[Opening Entries supplied section]

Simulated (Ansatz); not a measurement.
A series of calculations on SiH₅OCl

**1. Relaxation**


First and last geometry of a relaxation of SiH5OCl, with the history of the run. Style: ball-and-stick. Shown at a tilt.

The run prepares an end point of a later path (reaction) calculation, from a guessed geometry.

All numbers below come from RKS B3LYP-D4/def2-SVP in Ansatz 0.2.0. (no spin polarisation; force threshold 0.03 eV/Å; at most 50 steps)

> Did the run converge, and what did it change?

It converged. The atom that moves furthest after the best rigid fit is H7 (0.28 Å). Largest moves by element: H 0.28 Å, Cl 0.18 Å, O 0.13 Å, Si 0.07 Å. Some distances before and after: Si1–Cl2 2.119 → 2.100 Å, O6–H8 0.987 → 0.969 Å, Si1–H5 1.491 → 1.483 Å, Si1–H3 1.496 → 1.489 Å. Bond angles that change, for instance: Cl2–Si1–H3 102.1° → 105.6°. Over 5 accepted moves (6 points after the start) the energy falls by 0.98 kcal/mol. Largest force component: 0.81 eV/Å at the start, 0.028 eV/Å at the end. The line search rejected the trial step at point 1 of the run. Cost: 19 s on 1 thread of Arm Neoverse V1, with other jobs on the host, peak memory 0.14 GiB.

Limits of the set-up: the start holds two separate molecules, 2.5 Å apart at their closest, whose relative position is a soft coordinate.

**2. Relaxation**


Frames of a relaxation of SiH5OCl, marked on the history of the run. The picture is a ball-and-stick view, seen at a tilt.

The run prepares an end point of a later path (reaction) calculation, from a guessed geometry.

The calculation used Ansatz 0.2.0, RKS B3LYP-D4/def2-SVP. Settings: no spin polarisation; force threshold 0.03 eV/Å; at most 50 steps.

[Closing Entries supplied section]

--- Task item ---
Reproduce only this range: the first line of the data above through the line with "First and last", both included, exactly as written.

--- Result ---
Simulated (Ansatz); not a measurement.
A series of calculations on SiH₅OCl

**1. Relaxation**


First and last geometry of a relaxation of SiH5OCl, with the history of the run. Style: ball-and-stick. Shown at a tilt.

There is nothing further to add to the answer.